• [WORK REQUEST] The answer should consist solely of the lines from the first one below through the line containing "D, H4SiO4 from 0.00075 to 0.00015 mol/kgw", copied exactly.

★ ★ ★

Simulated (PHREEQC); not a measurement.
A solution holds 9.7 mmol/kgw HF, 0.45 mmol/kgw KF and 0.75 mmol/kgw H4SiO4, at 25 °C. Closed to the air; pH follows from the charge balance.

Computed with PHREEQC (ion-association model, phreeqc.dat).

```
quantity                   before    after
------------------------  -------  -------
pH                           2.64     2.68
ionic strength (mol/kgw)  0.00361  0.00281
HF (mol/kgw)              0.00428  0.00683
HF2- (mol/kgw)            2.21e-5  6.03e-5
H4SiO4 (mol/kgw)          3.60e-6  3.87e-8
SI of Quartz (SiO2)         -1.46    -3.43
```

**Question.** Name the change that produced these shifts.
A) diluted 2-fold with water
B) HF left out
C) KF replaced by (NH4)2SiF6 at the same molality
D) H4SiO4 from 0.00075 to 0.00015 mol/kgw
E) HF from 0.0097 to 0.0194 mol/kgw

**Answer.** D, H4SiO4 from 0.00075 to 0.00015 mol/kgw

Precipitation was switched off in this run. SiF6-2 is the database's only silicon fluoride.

★ ★ ★

• [TASK OUTPUT]
Simulated (PHREEQC); not a measurement.
A solution holds 9.7 mmol/kgw HF, 0.45 mmol/kgw KF and 0.75 mmol/kgw H4SiO4, at 25 °C. Closed to the air; pH follows from the charge balance.

Computed with PHREEQC (ion-association model, phreeqc.dat).

```
quantity                   before    after
------------------------  -------  -------
pH                           2.64     2.68
ionic strength (mol/kgw)  0.00361  0.00281
HF (mol/kgw)              0.00428  0.00683
HF2- (mol/kgw)            2.21e-5  6.03e-5
H4SiO4 (mol/kgw)          3.60e-6  3.87e-8
SI of Quartz (SiO2)         -1.46    -3.43
```

**Question.** Name the change that produced these shifts.
A) diluted 2-fold with water
B) HF left out
C) KF replaced by (NH4)2SiF6 at the same molality
D) H4SiO4 from 0.00075 to 0.00015 mol/kgw
E) HF from 0.0097 to 0.0194 mol/kgw

**Answer.** D, H4SiO4 from 0.00075 to 0.00015 mol/kgw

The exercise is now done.